Every line from the start of the listing below through the line that contains "## (1) The cell of the first run" is to be reproduced word for word.

-- Opening Marker --
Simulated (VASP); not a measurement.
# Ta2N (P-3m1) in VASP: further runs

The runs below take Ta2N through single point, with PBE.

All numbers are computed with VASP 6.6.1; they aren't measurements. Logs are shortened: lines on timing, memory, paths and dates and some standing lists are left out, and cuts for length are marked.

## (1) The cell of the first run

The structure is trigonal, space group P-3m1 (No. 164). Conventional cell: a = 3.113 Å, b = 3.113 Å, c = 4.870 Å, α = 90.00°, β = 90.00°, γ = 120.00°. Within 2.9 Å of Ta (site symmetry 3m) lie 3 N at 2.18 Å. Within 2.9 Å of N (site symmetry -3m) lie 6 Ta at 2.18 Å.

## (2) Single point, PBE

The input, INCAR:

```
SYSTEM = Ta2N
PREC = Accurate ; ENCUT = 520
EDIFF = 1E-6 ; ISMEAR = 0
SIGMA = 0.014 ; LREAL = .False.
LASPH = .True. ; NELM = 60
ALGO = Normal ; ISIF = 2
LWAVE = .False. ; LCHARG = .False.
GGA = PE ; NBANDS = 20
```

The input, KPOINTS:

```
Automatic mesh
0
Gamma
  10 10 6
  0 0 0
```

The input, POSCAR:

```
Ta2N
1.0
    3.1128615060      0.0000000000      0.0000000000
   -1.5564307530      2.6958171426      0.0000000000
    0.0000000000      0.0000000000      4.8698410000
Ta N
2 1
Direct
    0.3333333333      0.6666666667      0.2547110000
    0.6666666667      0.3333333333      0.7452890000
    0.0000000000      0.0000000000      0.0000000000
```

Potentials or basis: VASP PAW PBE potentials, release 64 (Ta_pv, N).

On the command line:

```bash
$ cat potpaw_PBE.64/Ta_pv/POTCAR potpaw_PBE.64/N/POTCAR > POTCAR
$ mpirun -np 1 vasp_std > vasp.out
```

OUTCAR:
-- Closing Marker --

__Written answer__.
Simulated (VASP); not a measurement.
# Ta2N (P-3m1) in VASP: further runs

The runs below take Ta2N through single point, with PBE.

All numbers are computed with VASP 6.6.1; they aren't measurements. Logs are shortened: lines on timing, memory, paths and dates and some standing lists are left out, and cuts for length are marked.

## (1) The cell of the first run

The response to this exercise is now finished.